#### [Recorded data]
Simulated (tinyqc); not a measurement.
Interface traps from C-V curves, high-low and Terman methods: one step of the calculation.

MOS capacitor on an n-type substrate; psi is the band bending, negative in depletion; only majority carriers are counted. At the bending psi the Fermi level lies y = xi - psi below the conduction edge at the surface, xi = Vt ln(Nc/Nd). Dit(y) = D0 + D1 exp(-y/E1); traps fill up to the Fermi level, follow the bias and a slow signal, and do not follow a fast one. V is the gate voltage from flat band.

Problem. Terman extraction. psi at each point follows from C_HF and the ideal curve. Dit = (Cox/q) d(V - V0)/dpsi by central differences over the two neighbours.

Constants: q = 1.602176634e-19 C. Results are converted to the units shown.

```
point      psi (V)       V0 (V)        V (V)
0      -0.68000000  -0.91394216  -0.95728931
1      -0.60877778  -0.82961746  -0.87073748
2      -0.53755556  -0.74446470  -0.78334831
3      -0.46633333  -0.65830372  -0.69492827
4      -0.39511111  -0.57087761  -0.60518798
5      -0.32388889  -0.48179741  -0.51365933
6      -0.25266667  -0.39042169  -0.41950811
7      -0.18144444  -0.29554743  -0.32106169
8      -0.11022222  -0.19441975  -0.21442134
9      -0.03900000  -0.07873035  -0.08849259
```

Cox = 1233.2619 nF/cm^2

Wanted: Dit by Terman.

#### [Work item]
Write out every entry again, exactly as it appears.

#### [Reply]
Simulated (tinyqc); not a measurement.
Interface traps from C-V curves, high-low and Terman methods: one step of the calculation.

MOS capacitor on an n-type substrate; psi is the band bending, negative in depletion; only majority carriers are counted. At the bending psi the Fermi level lies y = xi - psi below the conduction edge at the surface, xi = Vt ln(Nc/Nd). Dit(y) = D0 + D1 exp(-y/E1); traps fill up to the Fermi level, follow the bias and a slow signal, and do not follow a fast one. V is the gate voltage from flat band.

Problem. Terman extraction. psi at each point follows from C_HF and the ideal curve. Dit = (Cox/q) d(V - V0)/dpsi by central differences over the two neighbours.

Constants: q = 1.602176634e-19 C. Results are converted to the units shown.

```
point      psi (V)       V0 (V)        V (V)
0      -0.68000000  -0.91394216  -0.95728931
1      -0.60877778  -0.82961746  -0.87073748
2      -0.53755556  -0.74446470  -0.78334831
3      -0.46633333  -0.65830372  -0.69492827
4      -0.39511111  -0.57087761  -0.60518798
5      -0.32388889  -0.48179741  -0.51365933
6      -0.25266667  -0.39042169  -0.41950811
7      -0.18144444  -0.29554743  -0.32106169
8      -0.11022222  -0.19441975  -0.21442134
9      -0.03900000  -0.07873035  -0.08849259
```

Cox = 1233.2619 nF/cm^2

Wanted: Dit by Terman.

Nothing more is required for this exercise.